(TASK ITEM):
Nothing in the data is to be left out; copy it exactly.

(PROVIDED MATERIAL):
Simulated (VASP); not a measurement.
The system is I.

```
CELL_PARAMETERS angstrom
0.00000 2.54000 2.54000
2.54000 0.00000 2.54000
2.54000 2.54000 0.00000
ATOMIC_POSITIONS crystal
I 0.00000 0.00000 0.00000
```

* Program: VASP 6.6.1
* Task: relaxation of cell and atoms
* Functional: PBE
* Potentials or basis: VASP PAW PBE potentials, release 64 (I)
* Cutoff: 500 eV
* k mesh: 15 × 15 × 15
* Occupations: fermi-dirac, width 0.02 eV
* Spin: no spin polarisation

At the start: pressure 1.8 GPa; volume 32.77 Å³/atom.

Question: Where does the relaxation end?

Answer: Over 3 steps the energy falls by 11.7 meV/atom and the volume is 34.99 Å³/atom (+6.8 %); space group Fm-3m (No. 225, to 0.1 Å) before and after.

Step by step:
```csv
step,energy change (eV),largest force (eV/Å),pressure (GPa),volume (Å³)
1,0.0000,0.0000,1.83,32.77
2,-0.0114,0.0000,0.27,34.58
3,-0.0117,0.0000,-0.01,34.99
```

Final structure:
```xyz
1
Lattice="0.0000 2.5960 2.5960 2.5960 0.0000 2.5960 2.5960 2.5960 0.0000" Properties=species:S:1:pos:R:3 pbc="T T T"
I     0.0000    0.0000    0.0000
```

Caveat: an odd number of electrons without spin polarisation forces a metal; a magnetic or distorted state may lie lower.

(EXERCISE SOLUTION):
Simulated (VASP); not a measurement.
The system is I.

```
CELL_PARAMETERS angstrom
0.00000 2.54000 2.54000
2.54000 0.00000 2.54000
2.54000 2.54000 0.00000
ATOMIC_POSITIONS crystal
I 0.00000 0.00000 0.00000
```

* Program: VASP 6.6.1
* Task: relaxation of cell and atoms
* Functional: PBE
* Potentials or basis: VASP PAW PBE potentials, release 64 (I)
* Cutoff: 500 eV
* k mesh: 15 × 15 × 15
* Occupations: fermi-dirac, width 0.02 eV
* Spin: no spin polarisation

At the start: pressure 1.8 GPa; volume 32.77 Å³/atom.

Question: Where does the relaxation end?

Answer: Over 3 steps the energy falls by 11.7 meV/atom and the volume is 34.99 Å³/atom (+6.8 %); space group Fm-3m (No. 225, to 0.1 Å) before and after.

Step by step:
```csv
step,energy change (eV),largest force (eV/Å),pressure (GPa),volume (Å³)
1,0.0000,0.0000,1.83,32.77
2,-0.0114,0.0000,0.27,34.58
3,-0.0117,0.0000,-0.01,34.99
```

Final structure:
```xyz
1
Lattice="0.0000 2.5960 2.5960 2.5960 0.0000 2.5960 2.5960 2.5960 0.0000" Properties=species:S:1:pos:R:3 pbc="T T T"
I     0.0000    0.0000    0.0000
```

Caveat: an odd number of electrons without spin polarisation forces a metal; a magnetic or distorted state may lie lower.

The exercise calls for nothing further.